WORK ORDER. Starting at the top of the entries below, set down every line exactly, please, until you reach the line with "A: NEVPT2 ground state 4Φg, next 4Σg- at 242, then", which is included too.

DATASET EXTRACT.
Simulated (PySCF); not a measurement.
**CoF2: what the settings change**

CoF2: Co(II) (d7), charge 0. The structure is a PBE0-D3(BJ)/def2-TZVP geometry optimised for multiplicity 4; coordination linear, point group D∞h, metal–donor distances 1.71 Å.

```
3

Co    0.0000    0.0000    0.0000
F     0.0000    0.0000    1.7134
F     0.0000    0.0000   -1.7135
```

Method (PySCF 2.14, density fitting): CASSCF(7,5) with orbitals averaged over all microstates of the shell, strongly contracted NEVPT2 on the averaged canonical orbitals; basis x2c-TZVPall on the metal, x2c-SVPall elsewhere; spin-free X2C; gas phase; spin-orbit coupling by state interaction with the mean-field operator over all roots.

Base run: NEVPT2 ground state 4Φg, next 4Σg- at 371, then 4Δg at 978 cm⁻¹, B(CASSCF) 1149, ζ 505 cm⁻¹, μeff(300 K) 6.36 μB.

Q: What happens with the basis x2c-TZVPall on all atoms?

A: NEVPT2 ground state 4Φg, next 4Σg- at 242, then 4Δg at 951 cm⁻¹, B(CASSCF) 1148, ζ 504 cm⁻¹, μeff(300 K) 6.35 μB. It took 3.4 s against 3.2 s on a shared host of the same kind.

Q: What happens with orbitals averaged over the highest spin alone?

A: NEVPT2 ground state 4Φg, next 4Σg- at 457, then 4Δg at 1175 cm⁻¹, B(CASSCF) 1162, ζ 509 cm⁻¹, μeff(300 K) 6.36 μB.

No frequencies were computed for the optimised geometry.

EXERCISE RESPONSE.
Simulated (PySCF); not a measurement.
**CoF2: what the settings change**

CoF2: Co(II) (d7), charge 0. The structure is a PBE0-D3(BJ)/def2-TZVP geometry optimised for multiplicity 4; coordination linear, point group D∞h, metal–donor distances 1.71 Å.

```
3

Co    0.0000    0.0000    0.0000
F     0.0000    0.0000    1.7134
F     0.0000    0.0000   -1.7135
```

Method (PySCF 2.14, density fitting): CASSCF(7,5) with orbitals averaged over all microstates of the shell, strongly contracted NEVPT2 on the averaged canonical orbitals; basis x2c-TZVPall on the metal, x2c-SVPall elsewhere; spin-free X2C; gas phase; spin-orbit coupling by state interaction with the mean-field operator over all roots.

Base run: NEVPT2 ground state 4Φg, next 4Σg- at 371, then 4Δg at 978 cm⁻¹, B(CASSCF) 1149, ζ 505 cm⁻¹, μeff(300 K) 6.36 μB.

Q: What happens with the basis x2c-TZVPall on all atoms?

A: NEVPT2 ground state 4Φg, next 4Σg- at 242, then 4Δg at 951 cm⁻¹, B(CASSCF) 1148, ζ 504 cm⁻¹, μeff(300 K) 6.35 μB. It took 3.4 s against 3.2 s on a shared host of the same kind.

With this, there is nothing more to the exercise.